## Activity
Each line of the entries, from the first to the line containing "- 3s2 3p6 3d4: F^2(3d,3d)", is to be transcribed exactly as it stands; include no other lines.

## Given information
---------------

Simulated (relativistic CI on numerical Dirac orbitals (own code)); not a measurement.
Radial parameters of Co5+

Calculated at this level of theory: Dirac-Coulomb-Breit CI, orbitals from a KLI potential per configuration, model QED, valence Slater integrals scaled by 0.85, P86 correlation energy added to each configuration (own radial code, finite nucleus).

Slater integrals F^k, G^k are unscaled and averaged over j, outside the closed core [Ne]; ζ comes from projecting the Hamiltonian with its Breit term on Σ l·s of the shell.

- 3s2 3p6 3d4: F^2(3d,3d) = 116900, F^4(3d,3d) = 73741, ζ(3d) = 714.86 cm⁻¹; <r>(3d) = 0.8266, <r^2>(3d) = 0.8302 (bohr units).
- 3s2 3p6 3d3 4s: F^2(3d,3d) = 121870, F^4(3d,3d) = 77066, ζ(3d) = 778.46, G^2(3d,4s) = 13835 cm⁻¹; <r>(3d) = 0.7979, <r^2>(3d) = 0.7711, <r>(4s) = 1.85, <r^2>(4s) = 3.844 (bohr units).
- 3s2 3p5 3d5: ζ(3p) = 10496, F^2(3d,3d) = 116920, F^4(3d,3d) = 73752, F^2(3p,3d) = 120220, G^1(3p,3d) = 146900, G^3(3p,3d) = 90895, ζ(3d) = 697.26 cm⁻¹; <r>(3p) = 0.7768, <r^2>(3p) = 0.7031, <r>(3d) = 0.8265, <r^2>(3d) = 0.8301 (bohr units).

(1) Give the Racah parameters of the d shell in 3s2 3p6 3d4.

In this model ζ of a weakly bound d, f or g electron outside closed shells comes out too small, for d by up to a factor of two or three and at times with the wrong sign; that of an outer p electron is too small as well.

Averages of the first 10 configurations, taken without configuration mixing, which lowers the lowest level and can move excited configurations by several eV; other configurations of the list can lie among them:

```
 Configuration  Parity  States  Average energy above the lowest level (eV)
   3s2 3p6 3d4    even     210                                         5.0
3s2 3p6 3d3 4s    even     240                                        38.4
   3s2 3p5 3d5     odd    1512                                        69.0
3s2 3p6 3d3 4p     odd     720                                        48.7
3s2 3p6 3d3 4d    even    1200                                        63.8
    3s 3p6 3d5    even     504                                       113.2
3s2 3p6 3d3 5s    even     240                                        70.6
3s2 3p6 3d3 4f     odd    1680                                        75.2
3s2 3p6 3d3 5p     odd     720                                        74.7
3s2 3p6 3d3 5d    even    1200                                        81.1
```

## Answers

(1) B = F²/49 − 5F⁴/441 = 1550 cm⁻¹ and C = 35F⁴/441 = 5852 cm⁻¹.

---------------

## Task response
Simulated (relativistic CI on numerical Dirac orbitals (own code)); not a measurement.
Radial parameters of Co5+

Calculated at this level of theory: Dirac-Coulomb-Breit CI, orbitals from a KLI potential per configuration, model QED, valence Slater integrals scaled by 0.85, P86 correlation energy added to each configuration (own radial code, finite nucleus).

Slater integrals F^k, G^k are unscaled and averaged over j, outside the closed core [Ne]; ζ comes from projecting the Hamiltonian with its Breit term on Σ l·s of the shell.

- 3s2 3p6 3d4: F^2(3d,3d) = 116900, F^4(3d,3d) = 73741, ζ(3d) = 714.86 cm⁻¹; <r>(3d) = 0.8266, <r^2>(3d) = 0.8302 (bohr units).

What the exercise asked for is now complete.